☆ ☆ ☆ ☆ ☆ ☆ ☆

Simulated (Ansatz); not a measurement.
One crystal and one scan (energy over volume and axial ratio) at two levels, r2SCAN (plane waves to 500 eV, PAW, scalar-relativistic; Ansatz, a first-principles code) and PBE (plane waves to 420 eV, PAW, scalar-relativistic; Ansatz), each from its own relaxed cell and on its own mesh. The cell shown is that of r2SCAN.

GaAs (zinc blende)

☆ ☆ ☆ ☆ ☆ ☆ ☆

Required action
Retype all of the data shown above, word for word.

Exercise output
Simulated (Ansatz); not a measurement.
One crystal and one scan (energy over volume and axial ratio) at two levels, r2SCAN (plane waves to 500 eV, PAW, scalar-relativistic; Ansatz, a first-principles code) and PBE (plane waves to 420 eV, PAW, scalar-relativistic; Ansatz), each from its own relaxed cell and on its own mesh. The cell shown is that of r2SCAN.

GaAs (zinc blende)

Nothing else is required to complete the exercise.